▶ [Brief]: Only the lines of the data below from the one with "Problem. What did" through the one with "Ansatz ran all-electron" are wanted. Repeat them exactly.

▶ [Information shown]:
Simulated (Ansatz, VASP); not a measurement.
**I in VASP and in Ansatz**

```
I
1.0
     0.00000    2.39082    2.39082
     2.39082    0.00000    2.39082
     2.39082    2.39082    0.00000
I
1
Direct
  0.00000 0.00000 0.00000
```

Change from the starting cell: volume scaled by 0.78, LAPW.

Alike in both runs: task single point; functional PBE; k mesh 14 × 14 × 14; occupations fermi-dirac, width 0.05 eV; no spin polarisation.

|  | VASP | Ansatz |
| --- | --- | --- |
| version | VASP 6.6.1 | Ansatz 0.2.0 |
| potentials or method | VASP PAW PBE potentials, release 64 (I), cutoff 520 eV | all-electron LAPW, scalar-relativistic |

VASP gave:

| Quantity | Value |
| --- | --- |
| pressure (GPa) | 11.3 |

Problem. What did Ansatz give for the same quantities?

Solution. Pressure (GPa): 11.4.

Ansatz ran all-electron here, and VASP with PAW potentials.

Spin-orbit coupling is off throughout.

▶ [Task solution]:
Problem. What did Ansatz give for the same quantities?

Solution. Pressure (GPa): 11.4.

Ansatz ran all-electron here, and VASP with PAW potentials.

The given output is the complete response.